Retype each line exactly as it stands, beginning at the first line of the material and finishing with the line that contains "Program: Ansatz 0.2.0, Gaussian".

Start of Block

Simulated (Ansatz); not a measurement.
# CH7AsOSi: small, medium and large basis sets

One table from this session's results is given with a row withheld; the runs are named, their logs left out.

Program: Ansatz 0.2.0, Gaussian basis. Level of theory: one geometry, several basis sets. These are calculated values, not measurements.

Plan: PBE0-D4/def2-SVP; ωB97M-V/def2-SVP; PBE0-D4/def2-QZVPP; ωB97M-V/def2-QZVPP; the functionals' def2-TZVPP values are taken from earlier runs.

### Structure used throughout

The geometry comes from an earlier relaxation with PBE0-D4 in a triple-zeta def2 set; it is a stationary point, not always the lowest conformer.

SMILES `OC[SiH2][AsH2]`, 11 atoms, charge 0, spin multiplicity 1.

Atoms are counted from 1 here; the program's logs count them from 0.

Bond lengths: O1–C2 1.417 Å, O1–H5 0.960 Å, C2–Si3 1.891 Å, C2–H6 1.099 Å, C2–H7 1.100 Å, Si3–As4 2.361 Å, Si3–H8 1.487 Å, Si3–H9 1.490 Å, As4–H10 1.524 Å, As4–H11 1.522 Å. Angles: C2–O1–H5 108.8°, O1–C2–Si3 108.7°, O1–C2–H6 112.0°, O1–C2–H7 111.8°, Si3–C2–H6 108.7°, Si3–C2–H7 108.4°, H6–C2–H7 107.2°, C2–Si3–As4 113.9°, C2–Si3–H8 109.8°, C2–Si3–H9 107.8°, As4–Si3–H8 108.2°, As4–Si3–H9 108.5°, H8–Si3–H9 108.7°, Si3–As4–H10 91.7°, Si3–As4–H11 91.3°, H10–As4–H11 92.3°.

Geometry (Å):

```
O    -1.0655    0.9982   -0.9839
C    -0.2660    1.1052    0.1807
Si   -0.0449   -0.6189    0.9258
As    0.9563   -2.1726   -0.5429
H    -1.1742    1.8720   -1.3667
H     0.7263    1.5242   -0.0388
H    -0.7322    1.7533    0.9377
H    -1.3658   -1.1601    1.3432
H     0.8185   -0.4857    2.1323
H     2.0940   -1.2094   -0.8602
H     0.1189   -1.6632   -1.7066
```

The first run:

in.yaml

End of Block

EXPECTED ANSWER
Simulated (Ansatz); not a measurement.
# CH7AsOSi: small, medium and large basis sets

One table from this session's results is given with a row withheld; the runs are named, their logs left out.

Program: Ansatz 0.2.0, Gaussian basis. Level of theory: one geometry, several basis sets. These are calculated values, not measurements.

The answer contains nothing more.